- [WORK TASK]:
Nothing should change. Output the data exactly.

(DATASET ENTRIES)

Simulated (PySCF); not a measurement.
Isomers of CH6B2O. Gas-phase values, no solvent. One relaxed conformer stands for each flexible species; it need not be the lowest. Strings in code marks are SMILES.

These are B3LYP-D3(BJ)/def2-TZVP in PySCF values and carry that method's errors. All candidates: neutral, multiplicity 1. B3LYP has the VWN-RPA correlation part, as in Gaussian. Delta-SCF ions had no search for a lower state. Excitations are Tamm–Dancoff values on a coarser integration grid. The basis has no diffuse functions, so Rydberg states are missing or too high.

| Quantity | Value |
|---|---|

(End DATASET ENTRIES)

- [ANSWER SPACE]:
Simulated (PySCF); not a measurement.
Isomers of CH6B2O. Gas-phase values, no solvent. One relaxed conformer stands for each flexible species; it need not be the lowest. Strings in code marks are SMILES.

These are B3LYP-D3(BJ)/def2-TZVP in PySCF values and carry that method's errors. All candidates: neutral, multiplicity 1. B3LYP has the VWN-RPA correlation part, as in Gaussian. Delta-SCF ions had no search for a lower state. Excitations are Tamm–Dancoff values on a coarser integration grid. The basis has no diffuse functions, so Rydberg states are missing or too high.

| Quantity | Value |
|---|---|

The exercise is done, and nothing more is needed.